::: DATASET EXTRACT

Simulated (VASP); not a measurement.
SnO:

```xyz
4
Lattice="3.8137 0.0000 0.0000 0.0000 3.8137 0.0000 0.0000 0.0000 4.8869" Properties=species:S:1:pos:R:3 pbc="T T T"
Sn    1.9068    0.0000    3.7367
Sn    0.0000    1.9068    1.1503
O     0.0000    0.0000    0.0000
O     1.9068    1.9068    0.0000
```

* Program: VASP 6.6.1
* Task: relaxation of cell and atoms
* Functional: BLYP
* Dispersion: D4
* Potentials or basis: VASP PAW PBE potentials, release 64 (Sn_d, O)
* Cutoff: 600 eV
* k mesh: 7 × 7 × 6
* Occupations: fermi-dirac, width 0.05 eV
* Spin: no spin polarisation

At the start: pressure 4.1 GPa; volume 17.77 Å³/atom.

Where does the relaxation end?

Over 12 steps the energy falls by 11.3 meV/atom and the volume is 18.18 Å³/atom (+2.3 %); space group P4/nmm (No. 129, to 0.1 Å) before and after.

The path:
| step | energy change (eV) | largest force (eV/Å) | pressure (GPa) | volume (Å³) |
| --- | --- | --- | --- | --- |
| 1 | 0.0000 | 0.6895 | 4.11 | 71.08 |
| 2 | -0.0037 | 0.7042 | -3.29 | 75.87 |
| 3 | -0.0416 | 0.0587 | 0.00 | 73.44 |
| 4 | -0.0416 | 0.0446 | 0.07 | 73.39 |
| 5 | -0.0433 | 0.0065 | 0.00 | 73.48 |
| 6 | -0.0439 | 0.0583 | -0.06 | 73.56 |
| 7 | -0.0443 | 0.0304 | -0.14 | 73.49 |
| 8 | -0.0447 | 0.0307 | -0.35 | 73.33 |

::::::

**BRIEF**.
Give back exactly the lines of the listing above, starting with its first line and ending with the line that holds "-0.14 | 73.49 |".

**EXERCISE OUTPUT**.
Simulated (VASP); not a measurement.
SnO:

```xyz
4
Lattice="3.8137 0.0000 0.0000 0.0000 3.8137 0.0000 0.0000 0.0000 4.8869" Properties=species:S:1:pos:R:3 pbc="T T T"
Sn    1.9068    0.0000    3.7367
Sn    0.0000    1.9068    1.1503
O     0.0000    0.0000    0.0000
O     1.9068    1.9068    0.0000
```

* Program: VASP 6.6.1
* Task: relaxation of cell and atoms
* Functional: BLYP
* Dispersion: D4
* Potentials or basis: VASP PAW PBE potentials, release 64 (Sn_d, O)
* Cutoff: 600 eV
* k mesh: 7 × 7 × 6
* Occupations: fermi-dirac, width 0.05 eV
* Spin: no spin polarisation

At the start: pressure 4.1 GPa; volume 17.77 Å³/atom.

Where does the relaxation end?

Over 12 steps the energy falls by 11.3 meV/atom and the volume is 18.18 Å³/atom (+2.3 %); space group P4/nmm (No. 129, to 0.1 Å) before and after.

The path:
| step | energy change (eV) | largest force (eV/Å) | pressure (GPa) | volume (Å³) |
| --- | --- | --- | --- | --- |
| 1 | 0.0000 | 0.6895 | 4.11 | 71.08 |
| 2 | -0.0037 | 0.7042 | -3.29 | 75.87 |
| 3 | -0.0416 | 0.0587 | 0.00 | 73.44 |
| 4 | -0.0416 | 0.0446 | 0.07 | 73.39 |
| 5 | -0.0433 | 0.0065 | 0.00 | 73.48 |
| 6 | -0.0439 | 0.0583 | -0.06 | 73.56 |
| 7 | -0.0443 | 0.0304 | -0.14 | 73.49 |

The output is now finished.